Work order: Reprint all entries without any alteration.

Source data:
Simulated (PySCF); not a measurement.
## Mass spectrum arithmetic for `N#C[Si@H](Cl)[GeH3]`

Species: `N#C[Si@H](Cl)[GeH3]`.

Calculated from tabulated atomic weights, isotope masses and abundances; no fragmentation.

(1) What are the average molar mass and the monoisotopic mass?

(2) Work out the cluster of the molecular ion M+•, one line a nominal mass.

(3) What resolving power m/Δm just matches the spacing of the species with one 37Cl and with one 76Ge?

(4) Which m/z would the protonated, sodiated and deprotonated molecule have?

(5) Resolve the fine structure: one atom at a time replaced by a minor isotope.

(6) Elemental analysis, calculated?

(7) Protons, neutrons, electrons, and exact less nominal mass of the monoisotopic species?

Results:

Task output:
Simulated (PySCF); not a measurement.
## Mass spectrum arithmetic for `N#C[Si@H](Cl)[GeH3]`

Species: `N#C[Si@H](Cl)[GeH3]`.

Calculated from tabulated atomic weights, isotope masses and abundances; no fragmentation.

(1) What are the average molar mass and the monoisotopic mass?

(2) Work out the cluster of the molecular ion M+•, one line a nominal mass.

(3) What resolving power m/Δm just matches the spacing of the species with one 37Cl and with one 76Ge?

(4) Which m/z would the protonated, sodiated and deprotonated molecule have?

(5) Resolve the fine structure: one atom at a time replaced by a minor isotope.

(6) Elemental analysis, calculated?

(7) Protons, neutrons, electrons, and exact less nominal mass of the monoisotopic species?

Results:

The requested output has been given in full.